DATA EXTRACT:
*** Begin section ***

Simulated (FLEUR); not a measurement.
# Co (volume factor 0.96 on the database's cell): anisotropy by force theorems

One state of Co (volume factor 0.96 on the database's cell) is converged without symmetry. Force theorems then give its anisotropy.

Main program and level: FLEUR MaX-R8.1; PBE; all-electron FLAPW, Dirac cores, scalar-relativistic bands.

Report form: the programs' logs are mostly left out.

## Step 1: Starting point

*** End section ***

EXERCISE:
Down to the last line, reproduce the entries above precisely.

WRITTEN RESPONSE:
Simulated (FLEUR); not a measurement.
# Co (volume factor 0.96 on the database's cell): anisotropy by force theorems

One state of Co (volume factor 0.96 on the database's cell) is converged without symmetry. Force theorems then give its anisotropy.

Main program and level: FLEUR MaX-R8.1; PBE; all-electron FLAPW, Dirac cores, scalar-relativistic bands.

Report form: the programs' logs are mostly left out.

## Step 1: Starting point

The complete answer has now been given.